WORK ITEM
Type out all the data below, word for word.

PROVIDED DATA
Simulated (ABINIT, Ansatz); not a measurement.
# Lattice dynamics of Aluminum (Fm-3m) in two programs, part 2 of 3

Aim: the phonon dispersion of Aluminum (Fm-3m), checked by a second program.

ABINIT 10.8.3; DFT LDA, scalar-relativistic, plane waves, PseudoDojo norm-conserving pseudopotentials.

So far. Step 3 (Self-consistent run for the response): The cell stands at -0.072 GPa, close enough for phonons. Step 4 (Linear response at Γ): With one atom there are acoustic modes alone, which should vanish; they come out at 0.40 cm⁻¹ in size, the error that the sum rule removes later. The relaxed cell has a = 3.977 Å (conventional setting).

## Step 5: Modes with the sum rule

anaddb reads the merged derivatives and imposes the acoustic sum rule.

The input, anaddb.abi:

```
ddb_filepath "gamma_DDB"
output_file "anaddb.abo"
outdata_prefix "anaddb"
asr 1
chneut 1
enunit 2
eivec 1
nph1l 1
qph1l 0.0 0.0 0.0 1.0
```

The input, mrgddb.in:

WRITTEN SOLUTION
Simulated (ABINIT, Ansatz); not a measurement.
# Lattice dynamics of Aluminum (Fm-3m) in two programs, part 2 of 3

Aim: the phonon dispersion of Aluminum (Fm-3m), checked by a second program.

ABINIT 10.8.3; DFT LDA, scalar-relativistic, plane waves, PseudoDojo norm-conserving pseudopotentials.

So far. Step 3 (Self-consistent run for the response): The cell stands at -0.072 GPa, close enough for phonons. Step 4 (Linear response at Γ): With one atom there are acoustic modes alone, which should vanish; they come out at 0.40 cm⁻¹ in size, the error that the sum rule removes later. The relaxed cell has a = 3.977 Å (conventional setting).

## Step 5: Modes with the sum rule

anaddb reads the merged derivatives and imposes the acoustic sum rule.

The input, anaddb.abi:

```
ddb_filepath "gamma_DDB"
output_file "anaddb.abo"
outdata_prefix "anaddb"
asr 1
chneut 1
enunit 2
eivec 1
nph1l 1
qph1l 0.0 0.0 0.0 1.0
```

The input, mrgddb.in:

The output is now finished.